**Data for review**
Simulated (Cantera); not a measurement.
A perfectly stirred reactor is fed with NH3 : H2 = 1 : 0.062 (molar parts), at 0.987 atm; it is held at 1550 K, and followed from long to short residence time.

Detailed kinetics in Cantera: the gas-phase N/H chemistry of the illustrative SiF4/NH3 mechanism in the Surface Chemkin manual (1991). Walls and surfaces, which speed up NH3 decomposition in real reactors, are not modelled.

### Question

**Assignment**
Your reply must repeat the records above exactly and in full.

**Response box**
Simulated (Cantera); not a measurement.
A perfectly stirred reactor is fed with NH3 : H2 = 1 : 0.062 (molar parts), at 0.987 atm; it is held at 1550 K, and followed from long to short residence time.

Detailed kinetics in Cantera: the gas-phase N/H chemistry of the illustrative SiF4/NH3 mechanism in the Surface Chemkin manual (1991). Walls and surfaces, which speed up NH3 decomposition in real reactors, are not modelled.

### Question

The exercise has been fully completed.